▸ Exercise
Each line starting at the one that contains "Result: (a) -1.9; (b) -8.7." and ending at the one that contains "A k mesh can" must be returned exactly, and the rest of the listing is left out.

▸ Excerpted records
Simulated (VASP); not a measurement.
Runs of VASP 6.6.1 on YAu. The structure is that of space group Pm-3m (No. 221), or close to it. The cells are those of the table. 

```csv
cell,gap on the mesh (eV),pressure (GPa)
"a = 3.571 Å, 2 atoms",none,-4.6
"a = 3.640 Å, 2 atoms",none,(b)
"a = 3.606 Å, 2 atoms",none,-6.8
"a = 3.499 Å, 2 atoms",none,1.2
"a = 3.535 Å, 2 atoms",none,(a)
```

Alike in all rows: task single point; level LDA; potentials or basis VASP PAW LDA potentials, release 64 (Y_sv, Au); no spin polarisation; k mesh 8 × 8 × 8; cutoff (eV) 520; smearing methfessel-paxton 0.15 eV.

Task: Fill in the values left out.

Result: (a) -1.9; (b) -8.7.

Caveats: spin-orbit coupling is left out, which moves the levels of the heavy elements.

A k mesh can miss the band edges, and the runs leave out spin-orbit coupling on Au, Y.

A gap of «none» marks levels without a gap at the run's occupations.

▸ Exercise solution
Result: (a) -1.9; (b) -8.7.

Caveats: spin-orbit coupling is left out, which moves the levels of the heavy elements.

A k mesh can miss the band edges, and the runs leave out spin-orbit coupling on Au, Y.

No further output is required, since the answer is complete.